** Opening Dataset content block **

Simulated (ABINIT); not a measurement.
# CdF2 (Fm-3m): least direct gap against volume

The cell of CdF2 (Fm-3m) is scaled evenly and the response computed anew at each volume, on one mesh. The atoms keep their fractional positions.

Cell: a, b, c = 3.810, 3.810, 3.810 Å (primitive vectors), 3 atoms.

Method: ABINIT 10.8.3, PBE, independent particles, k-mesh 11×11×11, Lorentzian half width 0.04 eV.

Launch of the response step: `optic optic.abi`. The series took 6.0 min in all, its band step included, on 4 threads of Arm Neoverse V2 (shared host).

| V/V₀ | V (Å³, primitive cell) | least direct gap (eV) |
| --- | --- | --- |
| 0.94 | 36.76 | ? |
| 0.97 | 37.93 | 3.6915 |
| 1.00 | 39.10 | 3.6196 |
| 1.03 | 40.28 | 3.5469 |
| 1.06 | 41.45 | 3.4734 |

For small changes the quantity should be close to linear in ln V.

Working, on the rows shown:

** Closing Dataset content block **

## Task item
Your reply should consist of the records, copied exactly.

## Written reply
Simulated (ABINIT); not a measurement.
# CdF2 (Fm-3m): least direct gap against volume

The cell of CdF2 (Fm-3m) is scaled evenly and the response computed anew at each volume, on one mesh. The atoms keep their fractional positions.

Cell: a, b, c = 3.810, 3.810, 3.810 Å (primitive vectors), 3 atoms.

Method: ABINIT 10.8.3, PBE, independent particles, k-mesh 11×11×11, Lorentzian half width 0.04 eV.

Launch of the response step: `optic optic.abi`. The series took 6.0 min in all, its band step included, on 4 threads of Arm Neoverse V2 (shared host).

| V/V₀ | V (Å³, primitive cell) | least direct gap (eV) |
| --- | --- | --- |
| 0.94 | 36.76 | ? |
| 0.97 | 37.93 | 3.6915 |
| 1.00 | 39.10 | 3.6196 |
| 1.03 | 40.28 | 3.5469 |
| 1.06 | 41.45 | 3.4734 |

For small changes the quantity should be close to linear in ln V.

Working, on the rows shown:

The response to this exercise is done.